§ ACTION ITEM: The whole listing, from first line to last: copy it exactly.

Segment Start: DATA EXCERPTS

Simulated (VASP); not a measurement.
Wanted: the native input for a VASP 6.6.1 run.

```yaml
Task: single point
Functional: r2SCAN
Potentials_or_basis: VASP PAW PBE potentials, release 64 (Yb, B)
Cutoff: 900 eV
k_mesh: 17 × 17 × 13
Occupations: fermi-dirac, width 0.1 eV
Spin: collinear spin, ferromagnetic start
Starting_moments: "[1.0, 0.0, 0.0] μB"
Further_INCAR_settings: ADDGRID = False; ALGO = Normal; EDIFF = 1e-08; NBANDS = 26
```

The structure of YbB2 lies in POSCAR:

Segment End: DATA EXCERPTS

§ TASK ANSWER:
Simulated (VASP); not a measurement.
Wanted: the native input for a VASP 6.6.1 run.

```yaml
Task: single point
Functional: r2SCAN
Potentials_or_basis: VASP PAW PBE potentials, release 64 (Yb, B)
Cutoff: 900 eV
k_mesh: 17 × 17 × 13
Occupations: fermi-dirac, width 0.1 eV
Spin: collinear spin, ferromagnetic start
Starting_moments: "[1.0, 0.0, 0.0] μB"
Further_INCAR_settings: ADDGRID = False; ALGO = Normal; EDIFF = 1e-08; NBANDS = 26
```

The structure of YbB2 lies in POSCAR:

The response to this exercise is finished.